**REQUIRED ACTION:** When the line with "Fig. 1. Electron" is reached, include it and stop; before that, copy each line of the listing exactly from the first.

EXTRACTED DATA Block Start

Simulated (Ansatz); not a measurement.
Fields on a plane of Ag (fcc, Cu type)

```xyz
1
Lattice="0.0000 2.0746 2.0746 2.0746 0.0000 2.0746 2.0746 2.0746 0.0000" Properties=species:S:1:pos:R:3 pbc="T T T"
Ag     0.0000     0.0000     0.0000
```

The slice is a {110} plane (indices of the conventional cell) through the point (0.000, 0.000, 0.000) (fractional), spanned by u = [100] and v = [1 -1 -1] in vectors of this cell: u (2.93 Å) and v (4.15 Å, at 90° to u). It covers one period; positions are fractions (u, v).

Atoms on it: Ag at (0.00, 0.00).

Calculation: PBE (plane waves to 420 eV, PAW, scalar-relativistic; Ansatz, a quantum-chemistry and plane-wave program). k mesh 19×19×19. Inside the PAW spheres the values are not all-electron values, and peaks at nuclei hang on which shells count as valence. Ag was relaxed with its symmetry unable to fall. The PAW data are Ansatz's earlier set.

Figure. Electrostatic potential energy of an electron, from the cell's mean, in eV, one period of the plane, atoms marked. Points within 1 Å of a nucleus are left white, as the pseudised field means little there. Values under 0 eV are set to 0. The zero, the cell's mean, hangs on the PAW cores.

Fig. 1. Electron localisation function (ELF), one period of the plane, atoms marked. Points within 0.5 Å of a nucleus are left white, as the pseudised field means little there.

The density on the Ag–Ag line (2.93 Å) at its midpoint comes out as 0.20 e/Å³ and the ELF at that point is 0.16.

EXTRACTED DATA Block End

**YOUR SOLUTION:**
Simulated (Ansatz); not a measurement.
Fields on a plane of Ag (fcc, Cu type)

```xyz
1
Lattice="0.0000 2.0746 2.0746 2.0746 0.0000 2.0746 2.0746 2.0746 0.0000" Properties=species:S:1:pos:R:3 pbc="T T T"
Ag     0.0000     0.0000     0.0000
```

The slice is a {110} plane (indices of the conventional cell) through the point (0.000, 0.000, 0.000) (fractional), spanned by u = [100] and v = [1 -1 -1] in vectors of this cell: u (2.93 Å) and v (4.15 Å, at 90° to u). It covers one period; positions are fractions (u, v).

Atoms on it: Ag at (0.00, 0.00).

Calculation: PBE (plane waves to 420 eV, PAW, scalar-relativistic; Ansatz, a quantum-chemistry and plane-wave program). k mesh 19×19×19. Inside the PAW spheres the values are not all-electron values, and peaks at nuclei hang on which shells count as valence. Ag was relaxed with its symmetry unable to fall. The PAW data are Ansatz's earlier set.

Figure. Electrostatic potential energy of an electron, from the cell's mean, in eV, one period of the plane, atoms marked. Points within 1 Å of a nucleus are left white, as the pseudised field means little there. Values under 0 eV are set to 0. The zero, the cell's mean, hangs on the PAW cores.

Fig. 1. Electron localisation function (ELF), one period of the plane, atoms marked. Points within 0.5 Å of a nucleus are left white, as the pseudised field means little there.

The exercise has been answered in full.